● **Required action**
Up to and including the line with "Caveats: semilocal functionals", restate the records below word for word, beginning with their first line.

● **Available data**
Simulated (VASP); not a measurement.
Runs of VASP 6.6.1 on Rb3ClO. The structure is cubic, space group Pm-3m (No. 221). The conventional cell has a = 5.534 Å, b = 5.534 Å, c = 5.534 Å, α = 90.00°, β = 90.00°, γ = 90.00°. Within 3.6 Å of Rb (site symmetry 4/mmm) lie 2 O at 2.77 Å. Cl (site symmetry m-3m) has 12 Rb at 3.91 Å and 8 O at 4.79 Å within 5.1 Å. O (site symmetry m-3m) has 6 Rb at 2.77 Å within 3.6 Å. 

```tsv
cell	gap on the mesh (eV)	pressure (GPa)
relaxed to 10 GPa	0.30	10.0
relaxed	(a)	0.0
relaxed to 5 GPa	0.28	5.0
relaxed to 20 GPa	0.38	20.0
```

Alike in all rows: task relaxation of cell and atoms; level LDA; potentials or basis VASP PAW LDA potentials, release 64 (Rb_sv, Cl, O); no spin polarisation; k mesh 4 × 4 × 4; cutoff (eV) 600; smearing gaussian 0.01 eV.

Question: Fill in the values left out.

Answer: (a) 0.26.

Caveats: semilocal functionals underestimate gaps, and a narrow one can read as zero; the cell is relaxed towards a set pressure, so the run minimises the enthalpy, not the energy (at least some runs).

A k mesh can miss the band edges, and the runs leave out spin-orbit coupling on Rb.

● **Response area**
Simulated (VASP); not a measurement.
Runs of VASP 6.6.1 on Rb3ClO. The structure is cubic, space group Pm-3m (No. 221). The conventional cell has a = 5.534 Å, b = 5.534 Å, c = 5.534 Å, α = 90.00°, β = 90.00°, γ = 90.00°. Within 3.6 Å of Rb (site symmetry 4/mmm) lie 2 O at 2.77 Å. Cl (site symmetry m-3m) has 12 Rb at 3.91 Å and 8 O at 4.79 Å within 5.1 Å. O (site symmetry m-3m) has 6 Rb at 2.77 Å within 3.6 Å. 

```tsv
cell	gap on the mesh (eV)	pressure (GPa)
relaxed to 10 GPa	0.30	10.0
relaxed	(a)	0.0
relaxed to 5 GPa	0.28	5.0
relaxed to 20 GPa	0.38	20.0
```

Alike in all rows: task relaxation of cell and atoms; level LDA; potentials or basis VASP PAW LDA potentials, release 64 (Rb_sv, Cl, O); no spin polarisation; k mesh 4 × 4 × 4; cutoff (eV) 600; smearing gaussian 0.01 eV.

Question: Fill in the values left out.

Answer: (a) 0.26.

Caveats: semilocal functionals underestimate gaps, and a narrow one can read as zero; the cell is relaxed towards a set pressure, so the run minimises the enthalpy, not the energy (at least some runs).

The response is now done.